#### Records supplied
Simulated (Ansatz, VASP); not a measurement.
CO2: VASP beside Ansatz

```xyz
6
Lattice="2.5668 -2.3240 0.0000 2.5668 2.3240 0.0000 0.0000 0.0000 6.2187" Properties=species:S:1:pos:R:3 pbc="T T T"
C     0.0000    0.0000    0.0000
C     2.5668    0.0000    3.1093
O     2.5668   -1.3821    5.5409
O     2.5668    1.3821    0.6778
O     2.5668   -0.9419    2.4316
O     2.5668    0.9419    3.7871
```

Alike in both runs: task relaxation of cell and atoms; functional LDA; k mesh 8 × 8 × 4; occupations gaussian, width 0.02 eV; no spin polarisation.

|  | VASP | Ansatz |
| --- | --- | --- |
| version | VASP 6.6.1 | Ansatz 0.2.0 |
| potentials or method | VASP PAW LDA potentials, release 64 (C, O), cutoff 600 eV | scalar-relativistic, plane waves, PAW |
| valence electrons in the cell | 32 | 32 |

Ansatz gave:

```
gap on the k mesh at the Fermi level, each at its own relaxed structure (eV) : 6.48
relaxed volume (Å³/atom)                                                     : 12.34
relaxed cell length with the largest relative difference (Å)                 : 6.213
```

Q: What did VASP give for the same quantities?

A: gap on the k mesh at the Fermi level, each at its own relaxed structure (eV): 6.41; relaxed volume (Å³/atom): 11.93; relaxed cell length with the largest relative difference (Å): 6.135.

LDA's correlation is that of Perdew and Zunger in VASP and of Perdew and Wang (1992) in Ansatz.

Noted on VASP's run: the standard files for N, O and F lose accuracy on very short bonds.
########

* [Exercise]: Each entry needs to be given again exactly as it stands.

* [Answer section]:
Simulated (Ansatz, VASP); not a measurement.
CO2: VASP beside Ansatz

```xyz
6
Lattice="2.5668 -2.3240 0.0000 2.5668 2.3240 0.0000 0.0000 0.0000 6.2187" Properties=species:S:1:pos:R:3 pbc="T T T"
C     0.0000    0.0000    0.0000
C     2.5668    0.0000    3.1093
O     2.5668   -1.3821    5.5409
O     2.5668    1.3821    0.6778
O     2.5668   -0.9419    2.4316
O     2.5668    0.9419    3.7871
```

Alike in both runs: task relaxation of cell and atoms; functional LDA; k mesh 8 × 8 × 4; occupations gaussian, width 0.02 eV; no spin polarisation.

|  | VASP | Ansatz |
| --- | --- | --- |
| version | VASP 6.6.1 | Ansatz 0.2.0 |
| potentials or method | VASP PAW LDA potentials, release 64 (C, O), cutoff 600 eV | scalar-relativistic, plane waves, PAW |
| valence electrons in the cell | 32 | 32 |

Ansatz gave:

```
gap on the k mesh at the Fermi level, each at its own relaxed structure (eV) : 6.48
relaxed volume (Å³/atom)                                                     : 12.34
relaxed cell length with the largest relative difference (Å)                 : 6.213
```

Q: What did VASP give for the same quantities?

A: gap on the k mesh at the Fermi level, each at its own relaxed structure (eV): 6.41; relaxed volume (Å³/atom): 11.93; relaxed cell length with the largest relative difference (Å): 6.135.

LDA's correlation is that of Perdew and Zunger in VASP and of Perdew and Wang (1992) in Ansatz.

Noted on VASP's run: the standard files for N, O and F lose accuracy on very short bonds.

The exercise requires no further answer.